Top of Study material

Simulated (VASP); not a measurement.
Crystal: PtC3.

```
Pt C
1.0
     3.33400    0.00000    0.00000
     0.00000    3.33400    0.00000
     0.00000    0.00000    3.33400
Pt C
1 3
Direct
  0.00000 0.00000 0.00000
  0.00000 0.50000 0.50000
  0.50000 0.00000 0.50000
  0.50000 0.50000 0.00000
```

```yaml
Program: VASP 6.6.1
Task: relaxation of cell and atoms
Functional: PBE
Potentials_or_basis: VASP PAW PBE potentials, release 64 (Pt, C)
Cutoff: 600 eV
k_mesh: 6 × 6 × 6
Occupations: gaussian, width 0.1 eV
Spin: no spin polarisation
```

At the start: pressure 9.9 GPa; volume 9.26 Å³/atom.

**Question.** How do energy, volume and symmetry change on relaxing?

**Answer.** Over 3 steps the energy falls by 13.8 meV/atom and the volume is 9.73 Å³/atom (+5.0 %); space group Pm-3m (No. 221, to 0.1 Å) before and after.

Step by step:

Bottom of Study material

### Exercise
Top to bottom, the records above must be output exactly.

### Response box
Simulated (VASP); not a measurement.
Crystal: PtC3.

```
Pt C
1.0
     3.33400    0.00000    0.00000
     0.00000    3.33400    0.00000
     0.00000    0.00000    3.33400
Pt C
1 3
Direct
  0.00000 0.00000 0.00000
  0.00000 0.50000 0.50000
  0.50000 0.00000 0.50000
  0.50000 0.50000 0.00000
```

```yaml
Program: VASP 6.6.1
Task: relaxation of cell and atoms
Functional: PBE
Potentials_or_basis: VASP PAW PBE potentials, release 64 (Pt, C)
Cutoff: 600 eV
k_mesh: 6 × 6 × 6
Occupations: gaussian, width 0.1 eV
Spin: no spin polarisation
```

At the start: pressure 9.9 GPa; volume 9.26 Å³/atom.

**Question.** How do energy, volume and symmetry change on relaxing?

**Answer.** Over 3 steps the energy falls by 13.8 meV/atom and the volume is 9.73 Å³/atom (+5.0 %); space group Pm-3m (No. 221, to 0.1 Å) before and after.

Step by step:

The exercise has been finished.